### [Required action]
Return exactly those lines of the material below that fall between the line holding "# F2GeH6Si2: the cost of one run" and the line holding "Bond lengths: F1–Ge2", inclusive.

[Start of section]

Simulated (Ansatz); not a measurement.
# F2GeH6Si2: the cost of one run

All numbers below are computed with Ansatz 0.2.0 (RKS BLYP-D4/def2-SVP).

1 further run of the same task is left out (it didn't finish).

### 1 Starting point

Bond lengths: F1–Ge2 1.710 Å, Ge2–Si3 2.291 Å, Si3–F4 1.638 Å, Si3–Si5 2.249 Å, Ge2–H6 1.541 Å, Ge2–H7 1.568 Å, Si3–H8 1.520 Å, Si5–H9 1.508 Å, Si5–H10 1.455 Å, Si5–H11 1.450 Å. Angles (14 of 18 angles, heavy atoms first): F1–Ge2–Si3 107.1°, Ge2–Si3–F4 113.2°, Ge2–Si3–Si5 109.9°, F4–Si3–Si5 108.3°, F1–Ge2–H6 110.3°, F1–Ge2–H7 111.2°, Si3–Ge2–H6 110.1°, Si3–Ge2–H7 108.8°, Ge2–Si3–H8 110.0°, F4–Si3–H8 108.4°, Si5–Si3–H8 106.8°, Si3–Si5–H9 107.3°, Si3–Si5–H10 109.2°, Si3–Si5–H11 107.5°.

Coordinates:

[End of section]

### [Your solution]
# F2GeH6Si2: the cost of one run

All numbers below are computed with Ansatz 0.2.0 (RKS BLYP-D4/def2-SVP).

1 further run of the same task is left out (it didn't finish).

### 1 Starting point

Bond lengths: F1–Ge2 1.710 Å, Ge2–Si3 2.291 Å, Si3–F4 1.638 Å, Si3–Si5 2.249 Å, Ge2–H6 1.541 Å, Ge2–H7 1.568 Å, Si3–H8 1.520 Å, Si5–H9 1.508 Å, Si5–H10 1.455 Å, Si5–H11 1.450 Å. Angles (14 of 18 angles, heavy atoms first): F1–Ge2–Si3 107.1°, Ge2–Si3–F4 113.2°, Ge2–Si3–Si5 109.9°, F4–Si3–Si5 108.3°, F1–Ge2–H6 110.3°, F1–Ge2–H7 111.2°, Si3–Ge2–H6 110.1°, Si3–Ge2–H7 108.8°, Ge2–Si3–H8 110.0°, F4–Si3–H8 108.4°, Si5–Si3–H8 106.8°, Si3–Si5–H9 107.3°, Si3–Si5–H10 109.2°, Si3–Si5–H11 107.5°.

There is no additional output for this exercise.